**INFORMATION GIVEN**.
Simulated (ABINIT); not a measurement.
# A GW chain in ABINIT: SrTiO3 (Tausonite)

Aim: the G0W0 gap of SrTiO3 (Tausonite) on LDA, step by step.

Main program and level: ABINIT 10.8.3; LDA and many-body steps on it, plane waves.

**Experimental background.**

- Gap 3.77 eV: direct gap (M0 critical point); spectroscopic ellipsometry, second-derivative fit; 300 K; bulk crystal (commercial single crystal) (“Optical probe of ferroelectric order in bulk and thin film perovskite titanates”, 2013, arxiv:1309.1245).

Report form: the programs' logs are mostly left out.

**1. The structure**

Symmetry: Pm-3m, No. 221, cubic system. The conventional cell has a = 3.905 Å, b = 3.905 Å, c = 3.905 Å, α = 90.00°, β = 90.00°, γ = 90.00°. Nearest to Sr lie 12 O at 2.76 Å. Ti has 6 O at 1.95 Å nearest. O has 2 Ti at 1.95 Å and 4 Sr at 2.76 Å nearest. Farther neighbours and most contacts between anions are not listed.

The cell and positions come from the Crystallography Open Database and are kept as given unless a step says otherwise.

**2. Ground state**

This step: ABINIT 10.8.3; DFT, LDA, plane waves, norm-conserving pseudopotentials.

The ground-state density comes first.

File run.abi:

**REQUIRED ACTION**.
Reproduce every line of the data without changing a word.

**WRITTEN REPLY**.
Simulated (ABINIT); not a measurement.
# A GW chain in ABINIT: SrTiO3 (Tausonite)

Aim: the G0W0 gap of SrTiO3 (Tausonite) on LDA, step by step.

Main program and level: ABINIT 10.8.3; LDA and many-body steps on it, plane waves.

**Experimental background.**

- Gap 3.77 eV: direct gap (M0 critical point); spectroscopic ellipsometry, second-derivative fit; 300 K; bulk crystal (commercial single crystal) (“Optical probe of ferroelectric order in bulk and thin film perovskite titanates”, 2013, arxiv:1309.1245).

Report form: the programs' logs are mostly left out.

**1. The structure**

Symmetry: Pm-3m, No. 221, cubic system. The conventional cell has a = 3.905 Å, b = 3.905 Å, c = 3.905 Å, α = 90.00°, β = 90.00°, γ = 90.00°. Nearest to Sr lie 12 O at 2.76 Å. Ti has 6 O at 1.95 Å nearest. O has 2 Ti at 1.95 Å and 4 Sr at 2.76 Å nearest. Farther neighbours and most contacts between anions are not listed.

The cell and positions come from the Crystallography Open Database and are kept as given unless a step says otherwise.

**2. Ground state**

This step: ABINIT 10.8.3; DFT, LDA, plane waves, norm-conserving pseudopotentials.

The ground-state density comes first.

File run.abi:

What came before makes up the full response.